# [ASSIGNMENT]
The records appear below. Copy each one exactly.

# [SUPPLIED ENTRIES]
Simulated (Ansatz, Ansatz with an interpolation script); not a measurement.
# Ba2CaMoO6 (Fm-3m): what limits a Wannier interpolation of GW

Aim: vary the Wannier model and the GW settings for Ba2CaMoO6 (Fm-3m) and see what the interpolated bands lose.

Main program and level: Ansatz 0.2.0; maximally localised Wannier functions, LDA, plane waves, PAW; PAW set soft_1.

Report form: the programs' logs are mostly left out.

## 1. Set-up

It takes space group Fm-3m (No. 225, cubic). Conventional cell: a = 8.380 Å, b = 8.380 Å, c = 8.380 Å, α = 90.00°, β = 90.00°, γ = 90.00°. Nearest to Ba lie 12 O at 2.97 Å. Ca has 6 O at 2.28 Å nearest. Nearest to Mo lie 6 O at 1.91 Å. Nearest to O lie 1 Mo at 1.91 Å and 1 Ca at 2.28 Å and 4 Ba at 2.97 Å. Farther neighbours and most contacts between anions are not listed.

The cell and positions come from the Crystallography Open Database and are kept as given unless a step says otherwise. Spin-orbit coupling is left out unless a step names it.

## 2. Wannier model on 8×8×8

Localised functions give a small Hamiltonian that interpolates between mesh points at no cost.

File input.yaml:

# [TASK SOLUTION]
Simulated (Ansatz, Ansatz with an interpolation script); not a measurement.
# Ba2CaMoO6 (Fm-3m): what limits a Wannier interpolation of GW

Aim: vary the Wannier model and the GW settings for Ba2CaMoO6 (Fm-3m) and see what the interpolated bands lose.

Main program and level: Ansatz 0.2.0; maximally localised Wannier functions, LDA, plane waves, PAW; PAW set soft_1.

Report form: the programs' logs are mostly left out.

## 1. Set-up

It takes space group Fm-3m (No. 225, cubic). Conventional cell: a = 8.380 Å, b = 8.380 Å, c = 8.380 Å, α = 90.00°, β = 90.00°, γ = 90.00°. Nearest to Ba lie 12 O at 2.97 Å. Ca has 6 O at 2.28 Å nearest. Nearest to Mo lie 6 O at 1.91 Å. Nearest to O lie 1 Mo at 1.91 Å and 1 Ca at 2.28 Å and 4 Ba at 2.97 Å. Farther neighbours and most contacts between anions are not listed.

The cell and positions come from the Crystallography Open Database and are kept as given unless a step says otherwise. Spin-orbit coupling is left out unless a step names it.

## 2. Wannier model on 8×8×8

Localised functions give a small Hamiltonian that interpolates between mesh points at no cost.

File input.yaml:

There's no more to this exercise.